## [Brief]
Repeat the lines of the data that follow, please, starting at the first and stopping after the one with "Constants: kB = 8.617333262e-05 eV/K.".

## [Dataset excerpts]
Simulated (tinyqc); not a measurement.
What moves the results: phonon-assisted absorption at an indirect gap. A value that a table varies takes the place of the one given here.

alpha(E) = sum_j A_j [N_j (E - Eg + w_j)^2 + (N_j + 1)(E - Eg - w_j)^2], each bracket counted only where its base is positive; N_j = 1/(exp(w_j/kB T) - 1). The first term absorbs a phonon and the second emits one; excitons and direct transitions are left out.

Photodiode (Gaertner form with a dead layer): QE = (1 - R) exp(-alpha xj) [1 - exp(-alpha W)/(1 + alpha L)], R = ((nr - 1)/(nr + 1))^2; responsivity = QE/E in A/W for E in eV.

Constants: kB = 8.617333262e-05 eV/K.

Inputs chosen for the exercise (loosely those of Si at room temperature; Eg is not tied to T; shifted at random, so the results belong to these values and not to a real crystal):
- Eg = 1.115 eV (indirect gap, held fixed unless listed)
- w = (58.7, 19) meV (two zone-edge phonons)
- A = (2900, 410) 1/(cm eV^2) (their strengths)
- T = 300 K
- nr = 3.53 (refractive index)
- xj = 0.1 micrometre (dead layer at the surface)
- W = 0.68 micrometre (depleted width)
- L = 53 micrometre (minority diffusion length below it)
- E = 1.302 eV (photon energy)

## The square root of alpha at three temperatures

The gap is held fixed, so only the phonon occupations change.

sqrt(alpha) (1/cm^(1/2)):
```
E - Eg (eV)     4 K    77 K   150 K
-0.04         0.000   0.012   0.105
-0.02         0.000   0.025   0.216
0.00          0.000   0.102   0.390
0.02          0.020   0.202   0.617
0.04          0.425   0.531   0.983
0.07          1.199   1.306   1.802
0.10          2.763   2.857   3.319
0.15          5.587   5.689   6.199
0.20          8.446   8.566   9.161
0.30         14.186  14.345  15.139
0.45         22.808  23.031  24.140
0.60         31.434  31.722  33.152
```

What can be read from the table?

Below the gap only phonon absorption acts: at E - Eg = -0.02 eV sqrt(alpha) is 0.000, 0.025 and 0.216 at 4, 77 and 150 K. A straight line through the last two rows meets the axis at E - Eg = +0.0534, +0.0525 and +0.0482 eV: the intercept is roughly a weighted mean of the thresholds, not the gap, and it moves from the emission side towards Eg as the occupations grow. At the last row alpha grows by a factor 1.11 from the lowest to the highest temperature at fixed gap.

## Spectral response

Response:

## [Answer section]
Simulated (tinyqc); not a measurement.
What moves the results: phonon-assisted absorption at an indirect gap. A value that a table varies takes the place of the one given here.

alpha(E) = sum_j A_j [N_j (E - Eg + w_j)^2 + (N_j + 1)(E - Eg - w_j)^2], each bracket counted only where its base is positive; N_j = 1/(exp(w_j/kB T) - 1). The first term absorbs a phonon and the second emits one; excitons and direct transitions are left out.

Photodiode (Gaertner form with a dead layer): QE = (1 - R) exp(-alpha xj) [1 - exp(-alpha W)/(1 + alpha L)], R = ((nr - 1)/(nr + 1))^2; responsivity = QE/E in A/W for E in eV.

Constants: kB = 8.617333262e-05 eV/K.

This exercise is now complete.